## Exercise
Write the listing out once more, with every line exactly as it stands.

--------

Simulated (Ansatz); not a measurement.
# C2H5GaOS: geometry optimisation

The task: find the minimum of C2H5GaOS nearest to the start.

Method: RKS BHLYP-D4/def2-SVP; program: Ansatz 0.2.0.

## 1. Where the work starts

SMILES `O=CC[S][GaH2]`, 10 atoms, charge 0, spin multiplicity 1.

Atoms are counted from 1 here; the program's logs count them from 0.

--------

## Expected answer
Simulated (Ansatz); not a measurement.
# C2H5GaOS: geometry optimisation

The task: find the minimum of C2H5GaOS nearest to the start.

Method: RKS BHLYP-D4/def2-SVP; program: Ansatz 0.2.0.

## 1. Where the work starts

SMILES `O=CC[S][GaH2]`, 10 atoms, charge 0, spin multiplicity 1.

Atoms are counted from 1 here; the program's logs count them from 0.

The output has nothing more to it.